▶
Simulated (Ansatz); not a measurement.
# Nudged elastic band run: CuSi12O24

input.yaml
◀

■ Task item:
Return, please, the lines of the data from the first through the line containing "# Nudged elastic band run: CuSi12O24", both kept, exactly as they stand and nothing more.

■ Written reply:
Simulated (Ansatz); not a measurement.
# Nudged elastic band run: CuSi12O24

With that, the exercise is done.